◆ ◆ ◆ ◆

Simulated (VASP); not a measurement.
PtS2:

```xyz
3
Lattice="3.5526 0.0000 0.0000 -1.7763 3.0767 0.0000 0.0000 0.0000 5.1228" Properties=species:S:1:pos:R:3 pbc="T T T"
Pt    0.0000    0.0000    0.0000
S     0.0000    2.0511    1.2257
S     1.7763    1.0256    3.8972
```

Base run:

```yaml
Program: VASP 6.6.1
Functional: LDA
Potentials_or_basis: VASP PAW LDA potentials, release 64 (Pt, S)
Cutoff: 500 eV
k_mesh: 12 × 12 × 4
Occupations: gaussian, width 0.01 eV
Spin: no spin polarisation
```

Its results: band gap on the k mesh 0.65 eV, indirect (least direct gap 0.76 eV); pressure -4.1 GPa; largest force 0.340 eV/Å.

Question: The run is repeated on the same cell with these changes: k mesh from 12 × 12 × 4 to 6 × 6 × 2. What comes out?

◆ ◆ ◆ ◆

Assigned task.
Give an exact copy of the lines above, from the top of the records to the line that contains "Its results: band", taking in both ends.

Reply.
Simulated (VASP); not a measurement.
PtS2:

```xyz
3
Lattice="3.5526 0.0000 0.0000 -1.7763 3.0767 0.0000 0.0000 0.0000 5.1228" Properties=species:S:1:pos:R:3 pbc="T T T"
Pt    0.0000    0.0000    0.0000
S     0.0000    2.0511    1.2257
S     1.7763    1.0256    3.8972
```

Base run:

```yaml
Program: VASP 6.6.1
Functional: LDA
Potentials_or_basis: VASP PAW LDA potentials, release 64 (Pt, S)
Cutoff: 500 eV
k_mesh: 12 × 12 × 4
Occupations: gaussian, width 0.01 eV
Spin: no spin polarisation
```

Its results: band gap on the k mesh 0.65 eV, indirect (least direct gap 0.76 eV); pressure -4.1 GPa; largest force 0.340 eV/Å.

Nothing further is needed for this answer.